◆ **ACTION ITEM**
From the first line to the last, repeat the data below exactly.

ENTRIES PROVIDED section start
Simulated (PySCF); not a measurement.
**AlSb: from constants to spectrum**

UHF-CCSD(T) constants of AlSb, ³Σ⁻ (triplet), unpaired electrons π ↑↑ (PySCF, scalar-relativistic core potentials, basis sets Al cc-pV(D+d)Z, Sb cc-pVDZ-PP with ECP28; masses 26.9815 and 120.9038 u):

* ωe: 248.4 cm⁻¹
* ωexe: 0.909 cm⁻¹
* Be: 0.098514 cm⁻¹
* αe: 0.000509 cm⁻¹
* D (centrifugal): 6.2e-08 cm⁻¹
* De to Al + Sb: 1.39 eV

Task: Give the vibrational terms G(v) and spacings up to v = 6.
ENTRIES PROVIDED section end

◆ **TASK RESPONSE**
Simulated (PySCF); not a measurement.
**AlSb: from constants to spectrum**

UHF-CCSD(T) constants of AlSb, ³Σ⁻ (triplet), unpaired electrons π ↑↑ (PySCF, scalar-relativistic core potentials, basis sets Al cc-pV(D+d)Z, Sb cc-pVDZ-PP with ECP28; masses 26.9815 and 120.9038 u):

* ωe: 248.4 cm⁻¹
* ωexe: 0.909 cm⁻¹
* Be: 0.098514 cm⁻¹
* αe: 0.000509 cm⁻¹
* D (centrifugal): 6.2e-08 cm⁻¹
* De to Al + Sb: 1.39 eV

Task: Give the vibrational terms G(v) and spacings up to v = 6.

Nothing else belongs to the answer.